____________________
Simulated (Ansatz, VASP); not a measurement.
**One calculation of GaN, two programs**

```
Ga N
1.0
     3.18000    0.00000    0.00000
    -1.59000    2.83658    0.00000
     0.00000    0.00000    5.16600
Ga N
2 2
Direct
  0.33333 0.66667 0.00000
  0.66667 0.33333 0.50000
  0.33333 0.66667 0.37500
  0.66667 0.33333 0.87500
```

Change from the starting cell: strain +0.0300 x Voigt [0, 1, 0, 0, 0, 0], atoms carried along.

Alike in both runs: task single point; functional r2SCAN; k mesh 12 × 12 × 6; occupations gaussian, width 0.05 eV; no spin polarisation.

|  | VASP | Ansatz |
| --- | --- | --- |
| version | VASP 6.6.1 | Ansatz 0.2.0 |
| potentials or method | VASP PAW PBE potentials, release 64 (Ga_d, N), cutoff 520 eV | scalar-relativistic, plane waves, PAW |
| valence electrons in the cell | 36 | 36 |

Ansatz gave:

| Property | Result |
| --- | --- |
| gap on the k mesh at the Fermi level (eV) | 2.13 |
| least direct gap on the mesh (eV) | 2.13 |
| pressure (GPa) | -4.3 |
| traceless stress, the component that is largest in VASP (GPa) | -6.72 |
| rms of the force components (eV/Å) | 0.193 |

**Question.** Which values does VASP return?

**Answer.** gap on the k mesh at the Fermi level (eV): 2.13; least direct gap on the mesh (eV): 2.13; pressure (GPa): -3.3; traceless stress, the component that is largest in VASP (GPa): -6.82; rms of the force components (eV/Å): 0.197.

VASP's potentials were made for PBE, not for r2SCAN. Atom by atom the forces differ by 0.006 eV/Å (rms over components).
____________________

= Brief =
For this exercise, please output exactly the lines above starting at the line with "mesh (eV) | 2.13 |" and ending at the line with "components (eV/Å): 0.197.", ends included.

= Task answer =
| least direct gap on the mesh (eV) | 2.13 |
| pressure (GPa) | -4.3 |
| traceless stress, the component that is largest in VASP (GPa) | -6.72 |
| rms of the force components (eV/Å) | 0.193 |

**Question.** Which values does VASP return?

**Answer.** gap on the k mesh at the Fermi level (eV): 2.13; least direct gap on the mesh (eV): 2.13; pressure (GPa): -3.3; traceless stress, the component that is largest in VASP (GPa): -6.82; rms of the force components (eV/Å): 0.197.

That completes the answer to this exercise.